> _Source data_
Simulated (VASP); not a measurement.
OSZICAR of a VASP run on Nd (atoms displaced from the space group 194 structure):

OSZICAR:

> _Work item_
Nothing but the exact lines from the start of the material through the line holding "OSZICAR of a", both included, belongs in the answer.

> _Task result_
Simulated (VASP); not a measurement.
OSZICAR of a VASP run on Nd (atoms displaced from the space group 194 structure):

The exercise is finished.